§ Supplied material
**********

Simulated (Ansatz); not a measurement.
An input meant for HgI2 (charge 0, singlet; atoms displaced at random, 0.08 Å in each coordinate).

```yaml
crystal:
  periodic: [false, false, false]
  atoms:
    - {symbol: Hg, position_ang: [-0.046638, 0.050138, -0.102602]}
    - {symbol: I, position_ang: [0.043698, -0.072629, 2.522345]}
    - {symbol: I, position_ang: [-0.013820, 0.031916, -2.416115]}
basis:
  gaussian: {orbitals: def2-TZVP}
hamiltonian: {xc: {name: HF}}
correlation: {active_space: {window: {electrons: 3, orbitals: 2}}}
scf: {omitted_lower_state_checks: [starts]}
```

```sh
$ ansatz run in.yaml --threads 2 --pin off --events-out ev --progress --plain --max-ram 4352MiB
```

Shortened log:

**********

§ Assignment
Restate the material word for word, keeping every line intact.

§ Exercise response
Simulated (Ansatz); not a measurement.
An input meant for HgI2 (charge 0, singlet; atoms displaced at random, 0.08 Å in each coordinate).

```yaml
crystal:
  periodic: [false, false, false]
  atoms:
    - {symbol: Hg, position_ang: [-0.046638, 0.050138, -0.102602]}
    - {symbol: I, position_ang: [0.043698, -0.072629, 2.522345]}
    - {symbol: I, position_ang: [-0.013820, 0.031916, -2.416115]}
basis:
  gaussian: {orbitals: def2-TZVP}
hamiltonian: {xc: {name: HF}}
correlation: {active_space: {window: {electrons: 3, orbitals: 2}}}
scf: {omitted_lower_state_checks: [starts]}
```

```sh
$ ansatz run in.yaml --threads 2 --pin off --events-out ev --progress --plain --max-ram 4352MiB
```

Shortened log:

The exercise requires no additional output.